Extracted material:
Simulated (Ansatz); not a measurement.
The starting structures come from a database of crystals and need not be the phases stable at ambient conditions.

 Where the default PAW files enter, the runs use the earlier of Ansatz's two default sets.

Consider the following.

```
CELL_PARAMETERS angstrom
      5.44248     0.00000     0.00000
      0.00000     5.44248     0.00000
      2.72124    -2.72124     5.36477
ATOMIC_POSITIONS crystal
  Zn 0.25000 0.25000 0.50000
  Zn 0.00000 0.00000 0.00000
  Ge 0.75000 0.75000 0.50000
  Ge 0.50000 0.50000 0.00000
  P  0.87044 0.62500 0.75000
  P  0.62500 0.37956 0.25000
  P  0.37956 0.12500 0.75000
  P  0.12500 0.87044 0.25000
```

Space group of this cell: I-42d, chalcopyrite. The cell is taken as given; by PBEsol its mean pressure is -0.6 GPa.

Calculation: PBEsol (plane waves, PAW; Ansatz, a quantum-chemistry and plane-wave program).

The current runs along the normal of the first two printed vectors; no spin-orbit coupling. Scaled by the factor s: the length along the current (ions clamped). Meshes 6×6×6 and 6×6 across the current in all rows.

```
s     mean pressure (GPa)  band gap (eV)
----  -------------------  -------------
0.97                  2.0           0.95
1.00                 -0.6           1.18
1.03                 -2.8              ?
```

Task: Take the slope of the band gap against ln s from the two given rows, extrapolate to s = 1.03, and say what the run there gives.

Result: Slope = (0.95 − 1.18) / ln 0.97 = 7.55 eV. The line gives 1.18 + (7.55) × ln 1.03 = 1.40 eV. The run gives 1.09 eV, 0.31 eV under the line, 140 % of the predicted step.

Task item: Only certain lines are wanted. Please return exactly those from the top of the data through the line with "Calculation: PBEsol (plane".

Task result:
Simulated (Ansatz); not a measurement.
The starting structures come from a database of crystals and need not be the phases stable at ambient conditions.

 Where the default PAW files enter, the runs use the earlier of Ansatz's two default sets.

Consider the following.

```
CELL_PARAMETERS angstrom
      5.44248     0.00000     0.00000
      0.00000     5.44248     0.00000
      2.72124    -2.72124     5.36477
ATOMIC_POSITIONS crystal
  Zn 0.25000 0.25000 0.50000
  Zn 0.00000 0.00000 0.00000
  Ge 0.75000 0.75000 0.50000
  Ge 0.50000 0.50000 0.00000
  P  0.87044 0.62500 0.75000
  P  0.62500 0.37956 0.25000
  P  0.37956 0.12500 0.75000
  P  0.12500 0.87044 0.25000
```

Space group of this cell: I-42d, chalcopyrite. The cell is taken as given; by PBEsol its mean pressure is -0.6 GPa.

Calculation: PBEsol (plane waves, PAW; Ansatz, a quantum-chemistry and plane-wave program).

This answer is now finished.